************
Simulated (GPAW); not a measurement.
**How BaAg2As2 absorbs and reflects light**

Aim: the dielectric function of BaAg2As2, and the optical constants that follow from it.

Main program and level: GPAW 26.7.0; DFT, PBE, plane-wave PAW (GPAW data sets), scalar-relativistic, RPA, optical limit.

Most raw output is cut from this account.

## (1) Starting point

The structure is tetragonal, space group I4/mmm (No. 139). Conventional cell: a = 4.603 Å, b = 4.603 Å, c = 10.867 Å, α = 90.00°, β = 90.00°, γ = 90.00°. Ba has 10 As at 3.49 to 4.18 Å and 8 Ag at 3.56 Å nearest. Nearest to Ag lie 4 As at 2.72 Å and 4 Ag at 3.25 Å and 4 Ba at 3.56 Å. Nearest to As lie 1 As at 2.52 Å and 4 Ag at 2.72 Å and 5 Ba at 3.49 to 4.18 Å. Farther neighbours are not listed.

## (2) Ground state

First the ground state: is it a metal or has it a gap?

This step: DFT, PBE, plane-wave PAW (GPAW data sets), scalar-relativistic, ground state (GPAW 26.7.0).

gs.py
************

Work task
Between the first line of the entries above and the line with "This step: DFT, PBE, plane-wave", both included, copy every line exactly and nothing outside that range.

Task response
Simulated (GPAW); not a measurement.
**How BaAg2As2 absorbs and reflects light**

Aim: the dielectric function of BaAg2As2, and the optical constants that follow from it.

Main program and level: GPAW 26.7.0; DFT, PBE, plane-wave PAW (GPAW data sets), scalar-relativistic, RPA, optical limit.

Most raw output is cut from this account.

## (1) Starting point

The structure is tetragonal, space group I4/mmm (No. 139). Conventional cell: a = 4.603 Å, b = 4.603 Å, c = 10.867 Å, α = 90.00°, β = 90.00°, γ = 90.00°. Ba has 10 As at 3.49 to 4.18 Å and 8 Ag at 3.56 Å nearest. Nearest to Ag lie 4 As at 2.72 Å and 4 Ag at 3.25 Å and 4 Ba at 3.56 Å. Nearest to As lie 1 As at 2.52 Å and 4 Ag at 2.72 Å and 5 Ba at 3.49 to 4.18 Å. Farther neighbours are not listed.

## (2) Ground state

First the ground state: is it a metal or has it a gap?

This step: DFT, PBE, plane-wave PAW (GPAW data sets), scalar-relativistic, ground state (GPAW 26.7.0).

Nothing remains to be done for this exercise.